_ _ _ _ _

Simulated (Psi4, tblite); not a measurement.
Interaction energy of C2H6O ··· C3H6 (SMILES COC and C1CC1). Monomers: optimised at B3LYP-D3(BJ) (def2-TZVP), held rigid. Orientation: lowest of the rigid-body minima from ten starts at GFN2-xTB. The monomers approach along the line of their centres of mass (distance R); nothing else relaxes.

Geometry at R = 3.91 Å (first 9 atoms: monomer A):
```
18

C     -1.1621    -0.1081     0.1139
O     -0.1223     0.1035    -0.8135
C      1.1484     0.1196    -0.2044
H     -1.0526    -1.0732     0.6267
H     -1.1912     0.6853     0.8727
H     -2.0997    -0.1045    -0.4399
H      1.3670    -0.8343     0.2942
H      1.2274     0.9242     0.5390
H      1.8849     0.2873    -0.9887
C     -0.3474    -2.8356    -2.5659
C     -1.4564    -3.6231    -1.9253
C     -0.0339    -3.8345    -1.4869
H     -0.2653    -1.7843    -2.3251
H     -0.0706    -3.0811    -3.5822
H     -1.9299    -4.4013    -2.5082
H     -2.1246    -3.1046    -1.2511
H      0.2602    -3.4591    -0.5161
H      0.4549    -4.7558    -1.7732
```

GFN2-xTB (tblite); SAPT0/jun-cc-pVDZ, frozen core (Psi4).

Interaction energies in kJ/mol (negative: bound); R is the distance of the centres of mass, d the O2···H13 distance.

_ _ _ _ _

■ **WORK ITEM**
Return, with no change at all, every line in the entries above from the line containing "Interaction energy of" through the line containing "GFN2-xTB (tblite); SAPT0/jun-cc-pVDZ, frozen".

■ **REPLY**
Interaction energy of C2H6O ··· C3H6 (SMILES COC and C1CC1). Monomers: optimised at B3LYP-D3(BJ) (def2-TZVP), held rigid. Orientation: lowest of the rigid-body minima from ten starts at GFN2-xTB. The monomers approach along the line of their centres of mass (distance R); nothing else relaxes.

Geometry at R = 3.91 Å (first 9 atoms: monomer A):
```
18

C     -1.1621    -0.1081     0.1139
O     -0.1223     0.1035    -0.8135
C      1.1484     0.1196    -0.2044
H     -1.0526    -1.0732     0.6267
H     -1.1912     0.6853     0.8727
H     -2.0997    -0.1045    -0.4399
H      1.3670    -0.8343     0.2942
H      1.2274     0.9242     0.5390
H      1.8849     0.2873    -0.9887
C     -0.3474    -2.8356    -2.5659
C     -1.4564    -3.6231    -1.9253
C     -0.0339    -3.8345    -1.4869
H     -0.2653    -1.7843    -2.3251
H     -0.0706    -3.0811    -3.5822
H     -1.9299    -4.4013    -2.5082
H     -2.1246    -3.1046    -1.2511
H      0.2602    -3.4591    -0.5161
H      0.4549    -4.7558    -1.7732
```

GFN2-xTB (tblite); SAPT0/jun-cc-pVDZ, frozen core (Psi4).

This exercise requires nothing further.